* Task item: Set down exactly the lines of the records from the top to the line containing "B. ring Si2–C3–C4"; include both.

* Study material:
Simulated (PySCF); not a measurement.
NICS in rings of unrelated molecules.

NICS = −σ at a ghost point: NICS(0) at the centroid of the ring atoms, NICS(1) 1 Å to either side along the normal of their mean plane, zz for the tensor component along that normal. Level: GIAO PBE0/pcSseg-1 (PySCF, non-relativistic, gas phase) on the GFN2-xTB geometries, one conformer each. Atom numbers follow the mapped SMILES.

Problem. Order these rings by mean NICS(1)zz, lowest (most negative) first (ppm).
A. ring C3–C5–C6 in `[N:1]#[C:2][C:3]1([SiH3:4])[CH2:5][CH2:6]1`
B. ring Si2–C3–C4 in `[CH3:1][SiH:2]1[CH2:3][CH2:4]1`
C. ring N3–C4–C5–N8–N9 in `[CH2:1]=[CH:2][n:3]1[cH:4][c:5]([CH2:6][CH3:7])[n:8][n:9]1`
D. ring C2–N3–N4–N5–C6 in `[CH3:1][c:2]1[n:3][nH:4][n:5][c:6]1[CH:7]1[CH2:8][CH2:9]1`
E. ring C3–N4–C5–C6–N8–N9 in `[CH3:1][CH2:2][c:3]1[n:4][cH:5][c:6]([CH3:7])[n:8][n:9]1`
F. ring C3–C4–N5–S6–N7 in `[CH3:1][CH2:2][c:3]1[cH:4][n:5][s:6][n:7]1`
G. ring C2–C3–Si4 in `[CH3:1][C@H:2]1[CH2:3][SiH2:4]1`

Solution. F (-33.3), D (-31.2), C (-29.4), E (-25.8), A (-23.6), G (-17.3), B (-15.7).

* Response box:
Simulated (PySCF); not a measurement.
NICS in rings of unrelated molecules.

NICS = −σ at a ghost point: NICS(0) at the centroid of the ring atoms, NICS(1) 1 Å to either side along the normal of their mean plane, zz for the tensor component along that normal. Level: GIAO PBE0/pcSseg-1 (PySCF, non-relativistic, gas phase) on the GFN2-xTB geometries, one conformer each. Atom numbers follow the mapped SMILES.

Problem. Order these rings by mean NICS(1)zz, lowest (most negative) first (ppm).
A. ring C3–C5–C6 in `[N:1]#[C:2][C:3]1([SiH3:4])[CH2:5][CH2:6]1`
B. ring Si2–C3–C4 in `[CH3:1][SiH:2]1[CH2:3][CH2:4]1`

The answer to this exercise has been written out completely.